[DATA SHOWN]
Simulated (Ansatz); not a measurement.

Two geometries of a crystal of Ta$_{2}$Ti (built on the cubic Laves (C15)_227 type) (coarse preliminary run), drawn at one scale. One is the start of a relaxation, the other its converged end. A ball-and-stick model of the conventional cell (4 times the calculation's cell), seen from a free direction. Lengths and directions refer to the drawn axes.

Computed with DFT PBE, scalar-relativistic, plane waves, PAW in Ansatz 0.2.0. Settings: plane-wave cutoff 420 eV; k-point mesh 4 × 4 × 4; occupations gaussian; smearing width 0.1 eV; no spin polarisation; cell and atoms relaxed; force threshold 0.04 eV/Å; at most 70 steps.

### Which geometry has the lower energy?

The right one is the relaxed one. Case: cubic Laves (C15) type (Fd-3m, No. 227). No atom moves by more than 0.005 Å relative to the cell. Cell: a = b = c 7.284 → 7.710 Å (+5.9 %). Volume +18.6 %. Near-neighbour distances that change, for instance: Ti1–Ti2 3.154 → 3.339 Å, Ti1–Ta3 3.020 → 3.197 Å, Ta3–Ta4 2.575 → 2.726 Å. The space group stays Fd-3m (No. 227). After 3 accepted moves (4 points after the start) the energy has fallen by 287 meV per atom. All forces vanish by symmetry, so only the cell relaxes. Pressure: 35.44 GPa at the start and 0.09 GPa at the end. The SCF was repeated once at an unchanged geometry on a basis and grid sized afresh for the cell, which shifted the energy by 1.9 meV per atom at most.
[/DATA SHOWN]

TASK ITEM: Your answer should consist of the lines from the line with "Computed with DFT" to the line with "### Which geometry has the lower energy?" above, repeated exactly, both ends included.

WRITTEN SOLUTION:
Computed with DFT PBE, scalar-relativistic, plane waves, PAW in Ansatz 0.2.0. Settings: plane-wave cutoff 420 eV; k-point mesh 4 × 4 × 4; occupations gaussian; smearing width 0.1 eV; no spin polarisation; cell and atoms relaxed; force threshold 0.04 eV/Å; at most 70 steps.

### Which geometry has the lower energy?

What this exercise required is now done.